┄┄┄┄┄┄
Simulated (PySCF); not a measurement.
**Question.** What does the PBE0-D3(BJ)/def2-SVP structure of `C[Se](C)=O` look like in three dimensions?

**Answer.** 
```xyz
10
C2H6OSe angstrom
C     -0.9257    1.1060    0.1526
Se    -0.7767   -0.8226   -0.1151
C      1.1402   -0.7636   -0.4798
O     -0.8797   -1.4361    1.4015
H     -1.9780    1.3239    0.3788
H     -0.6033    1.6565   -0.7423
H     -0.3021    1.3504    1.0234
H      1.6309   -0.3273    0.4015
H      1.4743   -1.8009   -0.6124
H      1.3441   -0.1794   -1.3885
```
┄┄┄┄┄┄

The material above needs to be copied out in full, exactly as given.

Simulated (PySCF); not a measurement.
**Question.** What does the PBE0-D3(BJ)/def2-SVP structure of `C[Se](C)=O` look like in three dimensions?

**Answer.** 
```xyz
10
C2H6OSe angstrom
C     -0.9257    1.1060    0.1526
Se    -0.7767   -0.8226   -0.1151
C      1.1402   -0.7636   -0.4798
O     -0.8797   -1.4361    1.4015
H     -1.9780    1.3239    0.3788
H     -0.6033    1.6565   -0.7423
H     -0.3021    1.3504    1.0234
H      1.6309   -0.3273    0.4015
H      1.4743   -1.8009   -0.6124
H      1.3441   -0.1794   -1.3885
```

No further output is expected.